──────── Entries shown
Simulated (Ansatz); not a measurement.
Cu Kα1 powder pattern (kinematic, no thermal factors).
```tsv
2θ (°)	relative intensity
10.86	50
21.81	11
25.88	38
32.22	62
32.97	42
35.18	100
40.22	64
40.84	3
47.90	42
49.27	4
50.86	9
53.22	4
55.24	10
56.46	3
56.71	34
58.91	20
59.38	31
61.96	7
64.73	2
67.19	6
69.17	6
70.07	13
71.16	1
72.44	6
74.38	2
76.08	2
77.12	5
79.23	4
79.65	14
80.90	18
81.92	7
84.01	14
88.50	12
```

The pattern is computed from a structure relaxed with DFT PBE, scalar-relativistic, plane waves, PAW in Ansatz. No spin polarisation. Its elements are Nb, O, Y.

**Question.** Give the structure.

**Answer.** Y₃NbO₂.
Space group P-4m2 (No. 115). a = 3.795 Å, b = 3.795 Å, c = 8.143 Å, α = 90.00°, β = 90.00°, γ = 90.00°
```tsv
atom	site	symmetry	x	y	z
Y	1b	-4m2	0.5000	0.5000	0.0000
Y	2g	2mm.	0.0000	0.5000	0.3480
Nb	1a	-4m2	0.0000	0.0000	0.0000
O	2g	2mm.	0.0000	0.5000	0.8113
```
────────────────

- [Requirement]:
Go through the records and repeat each one exactly as written.

- [Answer area]:
Simulated (Ansatz); not a measurement.
Cu Kα1 powder pattern (kinematic, no thermal factors).
```tsv
2θ (°)	relative intensity
10.86	50
21.81	11
25.88	38
32.22	62
32.97	42
35.18	100
40.22	64
40.84	3
47.90	42
49.27	4
50.86	9
53.22	4
55.24	10
56.46	3
56.71	34
58.91	20
59.38	31
61.96	7
64.73	2
67.19	6
69.17	6
70.07	13
71.16	1
72.44	6
74.38	2
76.08	2
77.12	5
79.23	4
79.65	14
80.90	18
81.92	7
84.01	14
88.50	12
```

The pattern is computed from a structure relaxed with DFT PBE, scalar-relativistic, plane waves, PAW in Ansatz. No spin polarisation. Its elements are Nb, O, Y.

**Question.** Give the structure.

**Answer.** Y₃NbO₂.
Space group P-4m2 (No. 115). a = 3.795 Å, b = 3.795 Å, c = 8.143 Å, α = 90.00°, β = 90.00°, γ = 90.00°
```tsv
atom	site	symmetry	x	y	z
Y	1b	-4m2	0.5000	0.5000	0.0000
Y	2g	2mm.	0.0000	0.5000	0.3480
Nb	1a	-4m2	0.0000	0.0000	0.0000
O	2g	2mm.	0.0000	0.5000	0.8113
```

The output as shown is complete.